+---+

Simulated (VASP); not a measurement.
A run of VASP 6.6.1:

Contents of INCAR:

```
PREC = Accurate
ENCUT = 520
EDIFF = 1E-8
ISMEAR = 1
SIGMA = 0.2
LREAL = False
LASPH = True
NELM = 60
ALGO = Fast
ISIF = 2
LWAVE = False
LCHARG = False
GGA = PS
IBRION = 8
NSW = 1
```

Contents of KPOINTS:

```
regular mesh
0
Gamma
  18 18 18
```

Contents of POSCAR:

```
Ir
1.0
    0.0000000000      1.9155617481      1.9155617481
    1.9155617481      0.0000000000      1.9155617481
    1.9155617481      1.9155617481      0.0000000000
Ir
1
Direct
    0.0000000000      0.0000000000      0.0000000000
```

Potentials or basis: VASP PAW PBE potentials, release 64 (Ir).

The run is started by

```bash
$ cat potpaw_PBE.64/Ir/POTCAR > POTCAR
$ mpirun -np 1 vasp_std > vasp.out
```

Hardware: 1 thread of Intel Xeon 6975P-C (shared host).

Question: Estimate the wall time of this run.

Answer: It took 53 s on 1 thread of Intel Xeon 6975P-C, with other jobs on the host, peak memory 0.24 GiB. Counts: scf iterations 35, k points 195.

+---+

• **Required action**:
Copy the lines from the start of the data verbatim, stopping after the line containing "Question: Estimate the wall time of this run.".

• **Task answer**:
Simulated (VASP); not a measurement.
A run of VASP 6.6.1:

Contents of INCAR:

```
PREC = Accurate
ENCUT = 520
EDIFF = 1E-8
ISMEAR = 1
SIGMA = 0.2
LREAL = False
LASPH = True
NELM = 60
ALGO = Fast
ISIF = 2
LWAVE = False
LCHARG = False
GGA = PS
IBRION = 8
NSW = 1
```

Contents of KPOINTS:

```
regular mesh
0
Gamma
  18 18 18
```

Contents of POSCAR:

```
Ir
1.0
    0.0000000000      1.9155617481      1.9155617481
    1.9155617481      0.0000000000      1.9155617481
    1.9155617481      1.9155617481      0.0000000000
Ir
1
Direct
    0.0000000000      0.0000000000      0.0000000000
```

Potentials or basis: VASP PAW PBE potentials, release 64 (Ir).

The run is started by

```bash
$ cat potpaw_PBE.64/Ir/POTCAR > POTCAR
$ mpirun -np 1 vasp_std > vasp.out
```

Hardware: 1 thread of Intel Xeon 6975P-C (shared host).

Question: Estimate the wall time of this run.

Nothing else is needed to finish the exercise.